Supplied material.
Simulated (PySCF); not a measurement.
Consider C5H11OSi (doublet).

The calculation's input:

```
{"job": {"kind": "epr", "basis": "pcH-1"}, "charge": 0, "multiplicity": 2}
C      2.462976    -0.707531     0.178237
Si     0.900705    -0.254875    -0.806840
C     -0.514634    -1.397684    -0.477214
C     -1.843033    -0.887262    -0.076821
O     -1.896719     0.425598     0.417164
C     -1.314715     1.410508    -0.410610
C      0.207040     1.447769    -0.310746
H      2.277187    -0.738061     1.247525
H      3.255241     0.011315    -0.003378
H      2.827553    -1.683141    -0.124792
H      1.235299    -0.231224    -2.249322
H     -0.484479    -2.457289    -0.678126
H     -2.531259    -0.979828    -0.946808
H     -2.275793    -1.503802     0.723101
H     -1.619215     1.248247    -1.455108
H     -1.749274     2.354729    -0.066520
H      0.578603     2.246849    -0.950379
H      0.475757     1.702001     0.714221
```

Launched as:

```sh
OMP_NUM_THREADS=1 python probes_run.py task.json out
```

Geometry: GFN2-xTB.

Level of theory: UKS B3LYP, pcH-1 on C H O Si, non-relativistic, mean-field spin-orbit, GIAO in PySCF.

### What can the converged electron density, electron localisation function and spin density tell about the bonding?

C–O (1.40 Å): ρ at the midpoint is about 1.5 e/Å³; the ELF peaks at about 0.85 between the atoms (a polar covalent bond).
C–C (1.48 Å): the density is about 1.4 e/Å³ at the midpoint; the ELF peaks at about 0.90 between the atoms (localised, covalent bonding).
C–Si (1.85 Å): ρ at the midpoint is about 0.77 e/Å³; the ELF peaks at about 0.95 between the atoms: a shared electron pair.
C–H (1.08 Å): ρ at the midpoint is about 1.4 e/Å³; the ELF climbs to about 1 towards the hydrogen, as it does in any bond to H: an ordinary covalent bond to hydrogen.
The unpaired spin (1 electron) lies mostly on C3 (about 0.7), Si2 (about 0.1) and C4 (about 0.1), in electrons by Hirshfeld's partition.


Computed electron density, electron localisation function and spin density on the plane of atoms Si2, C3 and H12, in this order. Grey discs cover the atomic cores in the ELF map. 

Required action.
Repeat the entries above verbatim, but only from the line that has "C–C (1.48 Å): the" down to the line that has "The unpaired spin", inclusive.

Response area.
C–C (1.48 Å): the density is about 1.4 e/Å³ at the midpoint; the ELF peaks at about 0.90 between the atoms (localised, covalent bonding).
C–Si (1.85 Å): ρ at the midpoint is about 0.77 e/Å³; the ELF peaks at about 0.95 between the atoms: a shared electron pair.
C–H (1.08 Å): ρ at the midpoint is about 1.4 e/Å³; the ELF climbs to about 1 towards the hydrogen, as it does in any bond to H: an ordinary covalent bond to hydrogen.
The unpaired spin (1 electron) lies mostly on C3 (about 0.7), Si2 (about 0.1) and C4 (about 0.1), in electrons by Hirshfeld's partition.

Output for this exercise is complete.